Action item: The answer is to be an exact copy of the lines below running from the line with "a C–C bond)" down to the line with "Largest T1 diagnostic", both ends included, and nothing more.

————————
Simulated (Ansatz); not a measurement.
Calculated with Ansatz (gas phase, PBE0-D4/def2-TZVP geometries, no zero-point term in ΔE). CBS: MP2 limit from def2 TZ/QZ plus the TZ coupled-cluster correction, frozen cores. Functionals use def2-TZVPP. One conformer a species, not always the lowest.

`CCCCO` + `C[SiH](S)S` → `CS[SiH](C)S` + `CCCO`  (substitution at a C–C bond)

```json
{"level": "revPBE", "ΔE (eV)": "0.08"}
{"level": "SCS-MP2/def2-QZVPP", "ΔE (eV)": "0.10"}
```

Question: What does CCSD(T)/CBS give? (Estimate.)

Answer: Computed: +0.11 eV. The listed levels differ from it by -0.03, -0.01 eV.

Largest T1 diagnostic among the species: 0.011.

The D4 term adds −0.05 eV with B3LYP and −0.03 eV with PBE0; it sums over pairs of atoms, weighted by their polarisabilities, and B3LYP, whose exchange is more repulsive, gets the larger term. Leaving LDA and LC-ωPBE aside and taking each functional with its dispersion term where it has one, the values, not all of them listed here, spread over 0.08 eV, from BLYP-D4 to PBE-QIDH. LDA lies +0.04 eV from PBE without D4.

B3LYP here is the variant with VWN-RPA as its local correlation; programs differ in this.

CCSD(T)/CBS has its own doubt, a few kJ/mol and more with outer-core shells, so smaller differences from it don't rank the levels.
————————

Answer box:
`CCCCO` + `C[SiH](S)S` → `CS[SiH](C)S` + `CCCO`  (substitution at a C–C bond)

```json
{"level": "revPBE", "ΔE (eV)": "0.08"}
{"level": "SCS-MP2/def2-QZVPP", "ΔE (eV)": "0.10"}
```

Question: What does CCSD(T)/CBS give? (Estimate.)

Answer: Computed: +0.11 eV. The listed levels differ from it by -0.03, -0.01 eV.

Largest T1 diagnostic among the species: 0.011.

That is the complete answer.